**Work task:** The full set of lines below has to be written out again exactly.

**Study material:**
┄┄┄┄┄┄┄┄┄┄┄┄┄┄┄┄┄┄┄┄
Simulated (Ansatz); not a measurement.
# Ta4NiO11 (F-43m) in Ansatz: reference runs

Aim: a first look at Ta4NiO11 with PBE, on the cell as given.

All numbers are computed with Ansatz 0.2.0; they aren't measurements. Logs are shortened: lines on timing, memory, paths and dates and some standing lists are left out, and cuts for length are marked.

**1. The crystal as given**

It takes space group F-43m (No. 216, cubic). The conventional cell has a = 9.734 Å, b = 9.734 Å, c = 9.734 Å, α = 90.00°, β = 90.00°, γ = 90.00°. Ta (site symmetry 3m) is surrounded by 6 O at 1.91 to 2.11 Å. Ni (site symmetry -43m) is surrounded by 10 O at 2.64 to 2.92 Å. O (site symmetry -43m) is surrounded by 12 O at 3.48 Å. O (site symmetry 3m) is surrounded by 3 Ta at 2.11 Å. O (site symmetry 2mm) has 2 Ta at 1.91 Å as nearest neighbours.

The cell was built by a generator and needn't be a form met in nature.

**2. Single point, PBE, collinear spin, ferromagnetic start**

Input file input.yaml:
┄┄┄┄┄┄┄┄┄┄┄┄┄┄┄┄┄┄┄┄

**Worked solution:**
Simulated (Ansatz); not a measurement.
# Ta4NiO11 (F-43m) in Ansatz: reference runs

Aim: a first look at Ta4NiO11 with PBE, on the cell as given.

All numbers are computed with Ansatz 0.2.0; they aren't measurements. Logs are shortened: lines on timing, memory, paths and dates and some standing lists are left out, and cuts for length are marked.

**1. The crystal as given**

It takes space group F-43m (No. 216, cubic). The conventional cell has a = 9.734 Å, b = 9.734 Å, c = 9.734 Å, α = 90.00°, β = 90.00°, γ = 90.00°. Ta (site symmetry 3m) is surrounded by 6 O at 1.91 to 2.11 Å. Ni (site symmetry -43m) is surrounded by 10 O at 2.64 to 2.92 Å. O (site symmetry -43m) is surrounded by 12 O at 3.48 Å. O (site symmetry 3m) is surrounded by 3 Ta at 2.11 Å. O (site symmetry 2mm) has 2 Ta at 1.91 Å as nearest neighbours.

The cell was built by a generator and needn't be a form met in nature.

**2. Single point, PBE, collinear spin, ferromagnetic start**

Input file input.yaml:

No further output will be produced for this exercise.